Action item -
Output all of the entries exactly as they are given.

Source material -
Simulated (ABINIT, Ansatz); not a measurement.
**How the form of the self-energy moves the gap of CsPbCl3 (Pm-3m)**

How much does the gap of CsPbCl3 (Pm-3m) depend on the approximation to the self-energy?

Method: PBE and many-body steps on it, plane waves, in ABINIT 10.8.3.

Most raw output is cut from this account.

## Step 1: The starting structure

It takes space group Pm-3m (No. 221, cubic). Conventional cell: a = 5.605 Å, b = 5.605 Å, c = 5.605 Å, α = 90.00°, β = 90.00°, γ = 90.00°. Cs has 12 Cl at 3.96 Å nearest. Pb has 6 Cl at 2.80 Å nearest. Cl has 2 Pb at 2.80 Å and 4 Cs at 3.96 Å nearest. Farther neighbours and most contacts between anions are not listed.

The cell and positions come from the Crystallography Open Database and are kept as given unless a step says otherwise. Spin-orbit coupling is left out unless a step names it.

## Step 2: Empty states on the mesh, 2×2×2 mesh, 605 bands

Result -
Simulated (ABINIT, Ansatz); not a measurement.
**How the form of the self-energy moves the gap of CsPbCl3 (Pm-3m)**

How much does the gap of CsPbCl3 (Pm-3m) depend on the approximation to the self-energy?

Method: PBE and many-body steps on it, plane waves, in ABINIT 10.8.3.

Most raw output is cut from this account.

## Step 1: The starting structure

It takes space group Pm-3m (No. 221, cubic). Conventional cell: a = 5.605 Å, b = 5.605 Å, c = 5.605 Å, α = 90.00°, β = 90.00°, γ = 90.00°. Cs has 12 Cl at 3.96 Å nearest. Pb has 6 Cl at 2.80 Å nearest. Cl has 2 Pb at 2.80 Å and 4 Cs at 3.96 Å nearest. Farther neighbours and most contacts between anions are not listed.

The cell and positions come from the Crystallography Open Database and are kept as given unless a step says otherwise. Spin-orbit coupling is left out unless a step names it.

## Step 2: Empty states on the mesh, 2×2×2 mesh, 605 bands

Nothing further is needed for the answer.